● Requirement: Starting at the line that holds "The calculation used" and stopping at the line that holds "The cell is strained", restate the records below word for word, with both of those lines included.

+++ Listed records
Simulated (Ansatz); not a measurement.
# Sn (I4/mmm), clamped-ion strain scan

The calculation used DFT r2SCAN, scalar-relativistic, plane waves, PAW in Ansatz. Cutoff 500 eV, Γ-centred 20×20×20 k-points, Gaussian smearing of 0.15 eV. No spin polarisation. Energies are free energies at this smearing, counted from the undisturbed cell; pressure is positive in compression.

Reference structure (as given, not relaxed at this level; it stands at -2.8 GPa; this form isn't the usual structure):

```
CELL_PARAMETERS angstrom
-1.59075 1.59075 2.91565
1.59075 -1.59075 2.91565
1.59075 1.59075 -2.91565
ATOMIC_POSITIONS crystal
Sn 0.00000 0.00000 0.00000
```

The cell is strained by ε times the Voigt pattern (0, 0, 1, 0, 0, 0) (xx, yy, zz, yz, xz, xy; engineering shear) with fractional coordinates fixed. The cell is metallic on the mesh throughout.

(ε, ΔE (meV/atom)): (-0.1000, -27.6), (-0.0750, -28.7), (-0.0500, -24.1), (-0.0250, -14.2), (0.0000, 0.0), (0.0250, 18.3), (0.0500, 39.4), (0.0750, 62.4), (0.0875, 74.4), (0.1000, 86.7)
++++++

● Response area:
The calculation used DFT r2SCAN, scalar-relativistic, plane waves, PAW in Ansatz. Cutoff 500 eV, Γ-centred 20×20×20 k-points, Gaussian smearing of 0.15 eV. No spin polarisation. Energies are free energies at this smearing, counted from the undisturbed cell; pressure is positive in compression.

Reference structure (as given, not relaxed at this level; it stands at -2.8 GPa; this form isn't the usual structure):

```
CELL_PARAMETERS angstrom
-1.59075 1.59075 2.91565
1.59075 -1.59075 2.91565
1.59075 1.59075 -2.91565
ATOMIC_POSITIONS crystal
Sn 0.00000 0.00000 0.00000
```

The cell is strained by ε times the Voigt pattern (0, 0, 1, 0, 0, 0) (xx, yy, zz, yz, xz, xy; engineering shear) with fractional coordinates fixed. The cell is metallic on the mesh throughout.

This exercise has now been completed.